>>>>>

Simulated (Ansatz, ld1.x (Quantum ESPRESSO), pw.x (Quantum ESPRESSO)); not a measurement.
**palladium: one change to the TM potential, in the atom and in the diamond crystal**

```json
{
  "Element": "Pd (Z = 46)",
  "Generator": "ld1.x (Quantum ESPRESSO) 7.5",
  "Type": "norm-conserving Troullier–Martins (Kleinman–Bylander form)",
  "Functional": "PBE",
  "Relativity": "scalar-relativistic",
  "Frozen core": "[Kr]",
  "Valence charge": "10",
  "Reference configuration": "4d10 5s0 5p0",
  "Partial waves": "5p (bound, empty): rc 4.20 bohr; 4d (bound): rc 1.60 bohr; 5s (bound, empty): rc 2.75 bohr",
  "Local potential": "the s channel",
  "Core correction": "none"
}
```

<<<<<

ASSIGNED TASK:
Print the material once more, keeping every word as it is.

PROBLEM SOLUTION:
Simulated (Ansatz, ld1.x (Quantum ESPRESSO), pw.x (Quantum ESPRESSO)); not a measurement.
**palladium: one change to the TM potential, in the atom and in the diamond crystal**

```json
{
  "Element": "Pd (Z = 46)",
  "Generator": "ld1.x (Quantum ESPRESSO) 7.5",
  "Type": "norm-conserving Troullier–Martins (Kleinman–Bylander form)",
  "Functional": "PBE",
  "Relativity": "scalar-relativistic",
  "Frozen core": "[Kr]",
  "Valence charge": "10",
  "Reference configuration": "4d10 5s0 5p0",
  "Partial waves": "5p (bound, empty): rc 4.20 bohr; 4d (bound): rc 1.60 bohr; 5s (bound, empty): rc 2.75 bohr",
  "Local potential": "the s channel",
  "Core correction": "none"
}
```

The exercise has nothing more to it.